:: RECORDED DATA ::

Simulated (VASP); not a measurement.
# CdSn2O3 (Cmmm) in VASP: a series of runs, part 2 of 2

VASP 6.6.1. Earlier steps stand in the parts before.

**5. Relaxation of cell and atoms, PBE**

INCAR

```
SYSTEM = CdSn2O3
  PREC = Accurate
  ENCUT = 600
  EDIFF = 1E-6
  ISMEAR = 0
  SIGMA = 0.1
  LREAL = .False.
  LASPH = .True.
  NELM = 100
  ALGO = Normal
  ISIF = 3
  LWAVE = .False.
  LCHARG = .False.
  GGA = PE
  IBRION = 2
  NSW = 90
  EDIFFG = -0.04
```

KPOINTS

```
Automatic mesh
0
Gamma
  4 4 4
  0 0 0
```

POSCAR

:::

BRIEF ▸
All of the material above should be restated verbatim.

EXERCISE OUTPUT ▸
Simulated (VASP); not a measurement.
# CdSn2O3 (Cmmm) in VASP: a series of runs, part 2 of 2

VASP 6.6.1. Earlier steps stand in the parts before.

**5. Relaxation of cell and atoms, PBE**

INCAR

```
SYSTEM = CdSn2O3
  PREC = Accurate
  ENCUT = 600
  EDIFF = 1E-6
  ISMEAR = 0
  SIGMA = 0.1
  LREAL = .False.
  LASPH = .True.
  NELM = 100
  ALGO = Normal
  ISIF = 3
  LWAVE = .False.
  LCHARG = .False.
  GGA = PE
  IBRION = 2
  NSW = 90
  EDIFFG = -0.04
```

KPOINTS

```
Automatic mesh
0
Gamma
  4 4 4
  0 0 0
```

POSCAR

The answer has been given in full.